**Required action**
Give every entry again, word for word.

**Study material**
• • • • • • •

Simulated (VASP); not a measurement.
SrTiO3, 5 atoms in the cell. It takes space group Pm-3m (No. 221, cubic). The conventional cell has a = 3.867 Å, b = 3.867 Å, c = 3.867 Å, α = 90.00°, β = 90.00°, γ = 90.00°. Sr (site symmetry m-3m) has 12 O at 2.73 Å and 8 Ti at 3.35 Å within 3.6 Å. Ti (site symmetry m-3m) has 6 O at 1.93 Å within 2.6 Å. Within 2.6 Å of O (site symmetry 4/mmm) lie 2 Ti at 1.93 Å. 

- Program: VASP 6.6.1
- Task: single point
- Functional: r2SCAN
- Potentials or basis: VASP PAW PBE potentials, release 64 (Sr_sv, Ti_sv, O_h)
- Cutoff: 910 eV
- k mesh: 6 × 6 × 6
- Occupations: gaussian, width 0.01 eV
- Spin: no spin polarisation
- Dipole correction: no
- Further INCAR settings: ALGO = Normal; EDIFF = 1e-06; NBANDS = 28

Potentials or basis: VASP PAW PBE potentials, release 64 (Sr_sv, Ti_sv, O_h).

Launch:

• • • • • • •

**Answer box**
Simulated (VASP); not a measurement.
SrTiO3, 5 atoms in the cell. It takes space group Pm-3m (No. 221, cubic). The conventional cell has a = 3.867 Å, b = 3.867 Å, c = 3.867 Å, α = 90.00°, β = 90.00°, γ = 90.00°. Sr (site symmetry m-3m) has 12 O at 2.73 Å and 8 Ti at 3.35 Å within 3.6 Å. Ti (site symmetry m-3m) has 6 O at 1.93 Å within 2.6 Å. Within 2.6 Å of O (site symmetry 4/mmm) lie 2 Ti at 1.93 Å. 

- Program: VASP 6.6.1
- Task: single point
- Functional: r2SCAN
- Potentials or basis: VASP PAW PBE potentials, release 64 (Sr_sv, Ti_sv, O_h)
- Cutoff: 910 eV
- k mesh: 6 × 6 × 6
- Occupations: gaussian, width 0.01 eV
- Spin: no spin polarisation
- Dipole correction: no
- Further INCAR settings: ALGO = Normal; EDIFF = 1e-06; NBANDS = 28

Potentials or basis: VASP PAW PBE potentials, release 64 (Sr_sv, Ti_sv, O_h).

Launch:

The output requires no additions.